Work instruction:
Print the data that follows exactly, leaving nothing out.

*** Opening of Source information ***

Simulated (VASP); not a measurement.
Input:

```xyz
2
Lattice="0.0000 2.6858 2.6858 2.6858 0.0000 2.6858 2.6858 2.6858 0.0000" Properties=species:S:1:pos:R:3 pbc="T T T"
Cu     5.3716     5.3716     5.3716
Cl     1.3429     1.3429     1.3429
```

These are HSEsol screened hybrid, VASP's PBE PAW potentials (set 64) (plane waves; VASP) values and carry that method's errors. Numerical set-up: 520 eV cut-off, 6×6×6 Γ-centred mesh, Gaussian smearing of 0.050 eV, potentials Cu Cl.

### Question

*** Close of Source information ***

Exercise result:
Simulated (VASP); not a measurement.
Input:

```xyz
2
Lattice="0.0000 2.6858 2.6858 2.6858 0.0000 2.6858 2.6858 2.6858 0.0000" Properties=species:S:1:pos:R:3 pbc="T T T"
Cu     5.3716     5.3716     5.3716
Cl     1.3429     1.3429     1.3429
```

These are HSEsol screened hybrid, VASP's PBE PAW potentials (set 64) (plane waves; VASP) values and carry that method's errors. Numerical set-up: 520 eV cut-off, 6×6×6 Γ-centred mesh, Gaussian smearing of 0.050 eV, potentials Cu Cl.

### Question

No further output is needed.